[Start of Attachment]
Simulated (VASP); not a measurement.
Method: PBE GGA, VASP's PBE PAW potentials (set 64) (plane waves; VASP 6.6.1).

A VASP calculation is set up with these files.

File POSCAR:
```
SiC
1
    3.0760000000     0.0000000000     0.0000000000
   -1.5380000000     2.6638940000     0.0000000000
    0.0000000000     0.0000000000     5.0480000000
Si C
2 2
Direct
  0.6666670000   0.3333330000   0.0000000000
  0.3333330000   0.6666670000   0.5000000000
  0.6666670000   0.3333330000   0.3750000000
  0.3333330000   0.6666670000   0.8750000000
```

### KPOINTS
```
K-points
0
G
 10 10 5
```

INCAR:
[End of Attachment]

* _ASSIGNED TASK_: From the first line through the last, give the data above again exactly.

* _EXERCISE ANSWER_:
Simulated (VASP); not a measurement.
Method: PBE GGA, VASP's PBE PAW potentials (set 64) (plane waves; VASP 6.6.1).

A VASP calculation is set up with these files.

File POSCAR:
```
SiC
1
    3.0760000000     0.0000000000     0.0000000000
   -1.5380000000     2.6638940000     0.0000000000
    0.0000000000     0.0000000000     5.0480000000
Si C
2 2
Direct
  0.6666670000   0.3333330000   0.0000000000
  0.3333330000   0.6666670000   0.5000000000
  0.6666670000   0.3333330000   0.3750000000
  0.3333330000   0.6666670000   0.8750000000
```

### KPOINTS
```
K-points
0
G
 10 10 5
```

INCAR:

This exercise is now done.